REQUIREMENT.
Emit an exact copy of the lines running from the start of the records to the line containing "Caveats: the PAW", both included.

== Segment start ==

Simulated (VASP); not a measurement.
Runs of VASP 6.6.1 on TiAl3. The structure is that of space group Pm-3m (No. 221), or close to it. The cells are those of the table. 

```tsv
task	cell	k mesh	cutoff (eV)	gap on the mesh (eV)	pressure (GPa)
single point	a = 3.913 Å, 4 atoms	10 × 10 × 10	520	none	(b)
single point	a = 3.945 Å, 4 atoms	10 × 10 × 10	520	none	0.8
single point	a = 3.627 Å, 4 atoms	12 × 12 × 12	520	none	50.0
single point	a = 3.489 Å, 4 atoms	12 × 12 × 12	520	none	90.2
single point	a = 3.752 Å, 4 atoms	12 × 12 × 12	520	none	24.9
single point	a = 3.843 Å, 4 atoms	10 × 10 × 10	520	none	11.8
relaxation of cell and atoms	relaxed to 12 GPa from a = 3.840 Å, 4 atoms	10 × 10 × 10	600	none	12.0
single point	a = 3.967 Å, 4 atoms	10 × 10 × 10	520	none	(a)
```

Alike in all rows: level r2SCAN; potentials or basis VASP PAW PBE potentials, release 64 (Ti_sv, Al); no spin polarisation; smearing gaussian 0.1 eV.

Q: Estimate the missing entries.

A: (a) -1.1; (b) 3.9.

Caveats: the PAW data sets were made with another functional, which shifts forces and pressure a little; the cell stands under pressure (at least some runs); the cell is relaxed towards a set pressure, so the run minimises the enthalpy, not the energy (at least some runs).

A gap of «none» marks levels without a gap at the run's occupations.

== Segment end ==

ANSWER AREA.
Simulated (VASP); not a measurement.
Runs of VASP 6.6.1 on TiAl3. The structure is that of space group Pm-3m (No. 221), or close to it. The cells are those of the table. 

```tsv
task	cell	k mesh	cutoff (eV)	gap on the mesh (eV)	pressure (GPa)
single point	a = 3.913 Å, 4 atoms	10 × 10 × 10	520	none	(b)
single point	a = 3.945 Å, 4 atoms	10 × 10 × 10	520	none	0.8
single point	a = 3.627 Å, 4 atoms	12 × 12 × 12	520	none	50.0
single point	a = 3.489 Å, 4 atoms	12 × 12 × 12	520	none	90.2
single point	a = 3.752 Å, 4 atoms	12 × 12 × 12	520	none	24.9
single point	a = 3.843 Å, 4 atoms	10 × 10 × 10	520	none	11.8
relaxation of cell and atoms	relaxed to 12 GPa from a = 3.840 Å, 4 atoms	10 × 10 × 10	600	none	12.0
single point	a = 3.967 Å, 4 atoms	10 × 10 × 10	520	none	(a)
```

Alike in all rows: level r2SCAN; potentials or basis VASP PAW PBE potentials, release 64 (Ti_sv, Al); no spin polarisation; smearing gaussian 0.1 eV.

Q: Estimate the missing entries.

A: (a) -1.1; (b) 3.9.

Caveats: the PAW data sets were made with another functional, which shifts forces and pressure a little; the cell stands under pressure (at least some runs); the cell is relaxed towards a set pressure, so the run minimises the enthalpy, not the energy (at least some runs).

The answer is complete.